★ ★ ★ ★

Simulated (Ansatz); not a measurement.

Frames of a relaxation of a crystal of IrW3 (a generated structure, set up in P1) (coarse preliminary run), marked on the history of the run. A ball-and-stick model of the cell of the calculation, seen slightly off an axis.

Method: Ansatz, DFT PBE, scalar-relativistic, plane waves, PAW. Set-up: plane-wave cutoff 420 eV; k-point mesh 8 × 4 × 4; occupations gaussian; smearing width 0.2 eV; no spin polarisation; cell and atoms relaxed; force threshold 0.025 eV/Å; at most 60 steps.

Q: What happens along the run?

★ ★ ★ ★

**Activity**
Starting at the first line of the records above, please copy every line exactly through the line containing "Frames of a", and stop there.

**Answer area**
Simulated (Ansatz); not a measurement.

Frames of a relaxation of a crystal of IrW3 (a generated structure, set up in P1) (coarse preliminary run), marked on the history of the run. A ball-and-stick model of the cell of the calculation, seen slightly off an axis.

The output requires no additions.